• _ACTION ITEM_
Reproduce only the lines of the material below that start at the line containing "## Calculated data, HfO2" and stop at the line containing "Settings shared by". Keep both end lines.

• _DATA UNDER STUDY_
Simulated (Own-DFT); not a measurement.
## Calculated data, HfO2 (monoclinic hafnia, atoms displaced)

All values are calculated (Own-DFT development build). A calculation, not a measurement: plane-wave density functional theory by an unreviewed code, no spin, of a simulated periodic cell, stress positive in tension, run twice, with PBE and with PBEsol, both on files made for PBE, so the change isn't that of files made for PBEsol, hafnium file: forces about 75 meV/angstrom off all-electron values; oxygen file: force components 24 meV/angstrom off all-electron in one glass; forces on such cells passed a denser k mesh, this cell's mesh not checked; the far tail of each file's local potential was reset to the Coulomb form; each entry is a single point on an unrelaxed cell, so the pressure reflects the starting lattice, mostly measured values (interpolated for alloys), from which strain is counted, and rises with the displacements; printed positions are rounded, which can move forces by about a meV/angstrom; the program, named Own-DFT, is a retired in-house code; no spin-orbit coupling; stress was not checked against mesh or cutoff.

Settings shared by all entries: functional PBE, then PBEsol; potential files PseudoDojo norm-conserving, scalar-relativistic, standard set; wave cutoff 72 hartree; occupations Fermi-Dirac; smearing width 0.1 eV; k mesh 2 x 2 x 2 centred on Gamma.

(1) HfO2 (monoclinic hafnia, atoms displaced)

• _ANSWER AREA_
## Calculated data, HfO2 (monoclinic hafnia, atoms displaced)

All values are calculated (Own-DFT development build). A calculation, not a measurement: plane-wave density functional theory by an unreviewed code, no spin, of a simulated periodic cell, stress positive in tension, run twice, with PBE and with PBEsol, both on files made for PBE, so the change isn't that of files made for PBEsol, hafnium file: forces about 75 meV/angstrom off all-electron values; oxygen file: force components 24 meV/angstrom off all-electron in one glass; forces on such cells passed a denser k mesh, this cell's mesh not checked; the far tail of each file's local potential was reset to the Coulomb form; each entry is a single point on an unrelaxed cell, so the pressure reflects the starting lattice, mostly measured values (interpolated for alloys), from which strain is counted, and rises with the displacements; printed positions are rounded, which can move forces by about a meV/angstrom; the program, named Own-DFT, is a retired in-house code; no spin-orbit coupling; stress was not checked against mesh or cutoff.

Settings shared by all entries: functional PBE, then PBEsol; potential files PseudoDojo norm-conserving, scalar-relativistic, standard set; wave cutoff 72 hartree; occupations Fermi-Dirac; smearing width 0.1 eV; k mesh 2 x 2 x 2 centred on Gamma.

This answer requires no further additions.